▸ **WORK REQUEST**: Please output, without any change, the lines of the material below from the very first through the one with "Question: what pressure".

▸ **PROVIDED MATERIAL**:
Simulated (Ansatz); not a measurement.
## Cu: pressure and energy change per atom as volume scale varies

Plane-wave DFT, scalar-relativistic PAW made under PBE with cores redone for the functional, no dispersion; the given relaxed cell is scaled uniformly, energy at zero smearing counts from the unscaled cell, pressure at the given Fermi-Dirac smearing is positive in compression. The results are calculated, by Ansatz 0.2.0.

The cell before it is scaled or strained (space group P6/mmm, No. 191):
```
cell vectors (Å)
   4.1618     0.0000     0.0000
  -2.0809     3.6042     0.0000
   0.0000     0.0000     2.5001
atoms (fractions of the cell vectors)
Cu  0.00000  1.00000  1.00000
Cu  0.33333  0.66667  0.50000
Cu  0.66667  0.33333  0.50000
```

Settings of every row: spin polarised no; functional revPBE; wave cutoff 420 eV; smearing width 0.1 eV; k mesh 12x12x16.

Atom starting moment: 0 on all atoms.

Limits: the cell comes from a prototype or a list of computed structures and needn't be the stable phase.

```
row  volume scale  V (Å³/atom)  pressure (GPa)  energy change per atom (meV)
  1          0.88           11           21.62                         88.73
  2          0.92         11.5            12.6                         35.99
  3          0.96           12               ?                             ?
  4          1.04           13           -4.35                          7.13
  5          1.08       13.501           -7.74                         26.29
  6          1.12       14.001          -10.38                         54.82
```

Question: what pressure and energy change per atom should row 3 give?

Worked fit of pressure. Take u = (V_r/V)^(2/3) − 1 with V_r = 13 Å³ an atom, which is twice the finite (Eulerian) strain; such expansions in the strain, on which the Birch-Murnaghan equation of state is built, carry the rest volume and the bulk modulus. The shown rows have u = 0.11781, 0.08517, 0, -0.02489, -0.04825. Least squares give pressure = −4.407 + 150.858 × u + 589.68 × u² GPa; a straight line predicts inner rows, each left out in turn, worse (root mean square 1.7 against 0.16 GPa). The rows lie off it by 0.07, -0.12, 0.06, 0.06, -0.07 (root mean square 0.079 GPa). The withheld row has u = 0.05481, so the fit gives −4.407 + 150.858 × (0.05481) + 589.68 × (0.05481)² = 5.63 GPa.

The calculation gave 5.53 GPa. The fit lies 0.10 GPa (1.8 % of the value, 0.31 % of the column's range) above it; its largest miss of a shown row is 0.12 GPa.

▸ **TASK OUTPUT**:
Simulated (Ansatz); not a measurement.
## Cu: pressure and energy change per atom as volume scale varies

Plane-wave DFT, scalar-relativistic PAW made under PBE with cores redone for the functional, no dispersion; the given relaxed cell is scaled uniformly, energy at zero smearing counts from the unscaled cell, pressure at the given Fermi-Dirac smearing is positive in compression. The results are calculated, by Ansatz 0.2.0.

The cell before it is scaled or strained (space group P6/mmm, No. 191):
```
cell vectors (Å)
   4.1618     0.0000     0.0000
  -2.0809     3.6042     0.0000
   0.0000     0.0000     2.5001
atoms (fractions of the cell vectors)
Cu  0.00000  1.00000  1.00000
Cu  0.33333  0.66667  0.50000
Cu  0.66667  0.33333  0.50000
```

Settings of every row: spin polarised no; functional revPBE; wave cutoff 420 eV; smearing width 0.1 eV; k mesh 12x12x16.

Atom starting moment: 0 on all atoms.

Limits: the cell comes from a prototype or a list of computed structures and needn't be the stable phase.

```
row  volume scale  V (Å³/atom)  pressure (GPa)  energy change per atom (meV)
  1          0.88           11           21.62                         88.73
  2          0.92         11.5            12.6                         35.99
  3          0.96           12               ?                             ?
  4          1.04           13           -4.35                          7.13
  5          1.08       13.501           -7.74                         26.29
  6          1.12       14.001          -10.38                         54.82
```

Question: what pressure and energy change per atom should row 3 give?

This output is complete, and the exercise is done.